Supplied information -
- Opening Delimiter -

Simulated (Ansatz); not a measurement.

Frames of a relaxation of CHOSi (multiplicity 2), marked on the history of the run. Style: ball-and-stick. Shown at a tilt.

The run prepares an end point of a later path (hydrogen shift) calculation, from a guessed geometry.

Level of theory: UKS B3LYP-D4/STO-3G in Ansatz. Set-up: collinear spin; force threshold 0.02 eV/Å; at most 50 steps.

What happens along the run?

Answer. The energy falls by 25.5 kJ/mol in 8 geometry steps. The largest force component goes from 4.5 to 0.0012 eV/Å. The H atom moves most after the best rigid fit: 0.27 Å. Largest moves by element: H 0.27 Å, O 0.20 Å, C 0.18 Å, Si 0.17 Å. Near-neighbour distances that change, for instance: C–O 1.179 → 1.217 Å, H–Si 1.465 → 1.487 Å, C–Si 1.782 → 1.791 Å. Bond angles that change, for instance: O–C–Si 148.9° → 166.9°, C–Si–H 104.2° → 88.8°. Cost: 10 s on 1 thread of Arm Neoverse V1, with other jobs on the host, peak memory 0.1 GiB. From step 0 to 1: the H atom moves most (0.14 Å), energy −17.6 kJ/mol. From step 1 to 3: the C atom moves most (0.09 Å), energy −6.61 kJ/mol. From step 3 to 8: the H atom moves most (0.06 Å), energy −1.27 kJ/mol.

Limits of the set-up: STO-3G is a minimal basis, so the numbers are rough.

- Closing Delimiter -

Retype only the stretch of lines above starting at the one with "Level of theory: UKS" and stopping at the one with "Answer. The energy", exactly as written, with both kept.

Level of theory: UKS B3LYP-D4/STO-3G in Ansatz. Set-up: collinear spin; force threshold 0.02 eV/Å; at most 50 steps.

What happens along the run?

Answer. The energy falls by 25.5 kJ/mol in 8 geometry steps. The largest force component goes from 4.5 to 0.0012 eV/Å. The H atom moves most after the best rigid fit: 0.27 Å. Largest moves by element: H 0.27 Å, O 0.20 Å, C 0.18 Å, Si 0.17 Å. Near-neighbour distances that change, for instance: C–O 1.179 → 1.217 Å, H–Si 1.465 → 1.487 Å, C–Si 1.782 → 1.791 Å. Bond angles that change, for instance: O–C–Si 148.9° → 166.9°, C–Si–H 104.2° → 88.8°. Cost: 10 s on 1 thread of Arm Neoverse V1, with other jobs on the host, peak memory 0.1 GiB. From step 0 to 1: the H atom moves most (0.14 Å), energy −17.6 kJ/mol. From step 1 to 3: the C atom moves most (0.09 Å), energy −6.61 kJ/mol. From step 3 to 8: the H atom moves most (0.06 Å), energy −1.27 kJ/mol.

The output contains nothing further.